——————

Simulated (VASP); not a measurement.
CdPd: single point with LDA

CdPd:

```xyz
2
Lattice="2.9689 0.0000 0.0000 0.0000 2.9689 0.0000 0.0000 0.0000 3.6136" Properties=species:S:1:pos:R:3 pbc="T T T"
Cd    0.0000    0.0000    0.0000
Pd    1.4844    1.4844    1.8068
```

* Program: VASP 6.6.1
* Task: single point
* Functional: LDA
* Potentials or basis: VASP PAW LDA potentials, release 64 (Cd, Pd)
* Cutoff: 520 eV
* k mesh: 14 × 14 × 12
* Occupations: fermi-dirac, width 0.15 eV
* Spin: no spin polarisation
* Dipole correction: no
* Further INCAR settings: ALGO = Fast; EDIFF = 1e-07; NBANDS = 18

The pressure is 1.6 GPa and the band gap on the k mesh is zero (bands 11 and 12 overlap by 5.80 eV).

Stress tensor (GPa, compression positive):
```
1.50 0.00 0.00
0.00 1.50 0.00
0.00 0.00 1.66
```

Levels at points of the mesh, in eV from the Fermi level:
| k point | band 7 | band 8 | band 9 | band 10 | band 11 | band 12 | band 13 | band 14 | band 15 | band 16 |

——————

ASSIGNED TASK =>
Your task is to print all of the records exactly.

EXERCISE RESULT =>
Simulated (VASP); not a measurement.
CdPd: single point with LDA

CdPd:

```xyz
2
Lattice="2.9689 0.0000 0.0000 0.0000 2.9689 0.0000 0.0000 0.0000 3.6136" Properties=species:S:1:pos:R:3 pbc="T T T"
Cd    0.0000    0.0000    0.0000
Pd    1.4844    1.4844    1.8068
```

* Program: VASP 6.6.1
* Task: single point
* Functional: LDA
* Potentials or basis: VASP PAW LDA potentials, release 64 (Cd, Pd)
* Cutoff: 520 eV
* k mesh: 14 × 14 × 12
* Occupations: fermi-dirac, width 0.15 eV
* Spin: no spin polarisation
* Dipole correction: no
* Further INCAR settings: ALGO = Fast; EDIFF = 1e-07; NBANDS = 18

The pressure is 1.6 GPa and the band gap on the k mesh is zero (bands 11 and 12 overlap by 5.80 eV).

Stress tensor (GPa, compression positive):
```
1.50 0.00 0.00
0.00 1.50 0.00
0.00 0.00 1.66
```

Levels at points of the mesh, in eV from the Fermi level:
| k point | band 7 | band 8 | band 9 | band 10 | band 11 | band 12 | band 13 | band 14 | band 15 | band 16 |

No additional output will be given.